* Work task *
An identical copy of every entry below is the required output.

======

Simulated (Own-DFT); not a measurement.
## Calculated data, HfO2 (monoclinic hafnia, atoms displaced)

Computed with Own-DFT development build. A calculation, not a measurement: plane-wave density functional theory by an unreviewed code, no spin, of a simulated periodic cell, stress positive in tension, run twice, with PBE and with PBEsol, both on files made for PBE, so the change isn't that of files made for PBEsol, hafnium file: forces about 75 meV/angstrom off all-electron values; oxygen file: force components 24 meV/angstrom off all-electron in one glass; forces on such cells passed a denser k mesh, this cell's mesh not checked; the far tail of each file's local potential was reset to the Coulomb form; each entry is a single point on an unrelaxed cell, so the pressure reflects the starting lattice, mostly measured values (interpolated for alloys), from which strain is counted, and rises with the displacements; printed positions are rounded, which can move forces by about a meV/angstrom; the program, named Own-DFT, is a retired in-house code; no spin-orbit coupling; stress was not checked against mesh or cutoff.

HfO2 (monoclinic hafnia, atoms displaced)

======

* Response area *
Simulated (Own-DFT); not a measurement.
## Calculated data, HfO2 (monoclinic hafnia, atoms displaced)

Computed with Own-DFT development build. A calculation, not a measurement: plane-wave density functional theory by an unreviewed code, no spin, of a simulated periodic cell, stress positive in tension, run twice, with PBE and with PBEsol, both on files made for PBE, so the change isn't that of files made for PBEsol, hafnium file: forces about 75 meV/angstrom off all-electron values; oxygen file: force components 24 meV/angstrom off all-electron in one glass; forces on such cells passed a denser k mesh, this cell's mesh not checked; the far tail of each file's local potential was reset to the Coulomb form; each entry is a single point on an unrelaxed cell, so the pressure reflects the starting lattice, mostly measured values (interpolated for alloys), from which strain is counted, and rises with the displacements; printed positions are rounded, which can move forces by about a meV/angstrom; the program, named Own-DFT, is a retired in-house code; no spin-orbit coupling; stress was not checked against mesh or cutoff.

HfO2 (monoclinic hafnia, atoms displaced)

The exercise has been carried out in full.